#### Action item:
Take the data from its first line. Print each line exactly until the line containing "UAPF/pob-TZVP (C-PCM carbontetrachloride)**" has been printed too.

#### Dataset excerpts:
::::::::

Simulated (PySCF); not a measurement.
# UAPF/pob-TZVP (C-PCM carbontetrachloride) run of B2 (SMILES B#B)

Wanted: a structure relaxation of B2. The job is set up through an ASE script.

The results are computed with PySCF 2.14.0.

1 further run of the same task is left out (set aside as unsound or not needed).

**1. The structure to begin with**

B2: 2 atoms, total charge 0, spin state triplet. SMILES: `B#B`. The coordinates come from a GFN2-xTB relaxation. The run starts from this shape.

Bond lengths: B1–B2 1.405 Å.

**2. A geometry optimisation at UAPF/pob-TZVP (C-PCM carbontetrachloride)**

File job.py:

::::::::

#### Expected answer:
Simulated (PySCF); not a measurement.
# UAPF/pob-TZVP (C-PCM carbontetrachloride) run of B2 (SMILES B#B)

Wanted: a structure relaxation of B2. The job is set up through an ASE script.

The results are computed with PySCF 2.14.0.

1 further run of the same task is left out (set aside as unsound or not needed).

**1. The structure to begin with**

B2: 2 atoms, total charge 0, spin state triplet. SMILES: `B#B`. The coordinates come from a GFN2-xTB relaxation. The run starts from this shape.

Bond lengths: B1–B2 1.405 Å.

**2. A geometry optimisation at UAPF/pob-TZVP (C-PCM carbontetrachloride)**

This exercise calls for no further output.